## Assignment
The full listing should be reproduced exactly as it appears.

## Excerpted data
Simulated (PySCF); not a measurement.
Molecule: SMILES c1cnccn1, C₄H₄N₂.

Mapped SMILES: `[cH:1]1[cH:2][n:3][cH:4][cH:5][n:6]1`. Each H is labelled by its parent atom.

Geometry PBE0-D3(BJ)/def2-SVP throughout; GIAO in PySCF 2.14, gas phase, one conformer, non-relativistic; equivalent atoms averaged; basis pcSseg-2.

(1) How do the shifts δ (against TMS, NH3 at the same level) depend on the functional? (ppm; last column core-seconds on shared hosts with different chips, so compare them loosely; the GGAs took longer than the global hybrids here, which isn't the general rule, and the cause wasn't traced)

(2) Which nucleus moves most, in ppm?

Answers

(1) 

## Written answer
Simulated (PySCF); not a measurement.
Molecule: SMILES c1cnccn1, C₄H₄N₂.

Mapped SMILES: `[cH:1]1[cH:2][n:3][cH:4][cH:5][n:6]1`. Each H is labelled by its parent atom.

Geometry PBE0-D3(BJ)/def2-SVP throughout; GIAO in PySCF 2.14, gas phase, one conformer, non-relativistic; equivalent atoms averaged; basis pcSseg-2.

(1) How do the shifts δ (against TMS, NH3 at the same level) depend on the functional? (ppm; last column core-seconds on shared hosts with different chips, so compare them loosely; the GGAs took longer than the global hybrids here, which isn't the general rule, and the cause wasn't traced)

(2) Which nucleus moves most, in ppm?

Answers

(1) 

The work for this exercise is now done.